[Opening Stored data section]

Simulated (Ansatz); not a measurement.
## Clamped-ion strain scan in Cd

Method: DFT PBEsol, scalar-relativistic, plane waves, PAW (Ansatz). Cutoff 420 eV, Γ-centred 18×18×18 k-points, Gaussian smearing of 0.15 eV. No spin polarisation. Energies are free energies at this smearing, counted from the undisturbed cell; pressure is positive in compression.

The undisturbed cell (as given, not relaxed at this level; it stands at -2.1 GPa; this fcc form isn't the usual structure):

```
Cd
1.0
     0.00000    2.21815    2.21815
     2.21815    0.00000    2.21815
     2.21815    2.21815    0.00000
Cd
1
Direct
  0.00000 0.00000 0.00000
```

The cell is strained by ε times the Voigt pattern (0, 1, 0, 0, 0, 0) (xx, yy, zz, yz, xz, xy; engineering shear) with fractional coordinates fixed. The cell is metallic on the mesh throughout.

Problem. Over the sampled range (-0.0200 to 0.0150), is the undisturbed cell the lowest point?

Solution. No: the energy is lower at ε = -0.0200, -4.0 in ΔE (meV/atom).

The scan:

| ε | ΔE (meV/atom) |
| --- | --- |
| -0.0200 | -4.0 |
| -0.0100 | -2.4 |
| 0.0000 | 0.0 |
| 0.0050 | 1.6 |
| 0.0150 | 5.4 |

[Closing Stored data section]

» Work item:
The lines from the beginning of the records through the line containing "Method: DFT PBEsol, scalar-relativistic, plane" should be reproduced exactly. Include nothing else.

» Written reply:
Simulated (Ansatz); not a measurement.
## Clamped-ion strain scan in Cd

Method: DFT PBEsol, scalar-relativistic, plane waves, PAW (Ansatz). Cutoff 420 eV, Γ-centred 18×18×18 k-points, Gaussian smearing of 0.15 eV. No spin polarisation. Energies are free energies at this smearing, counted from the undisturbed cell; pressure is positive in compression.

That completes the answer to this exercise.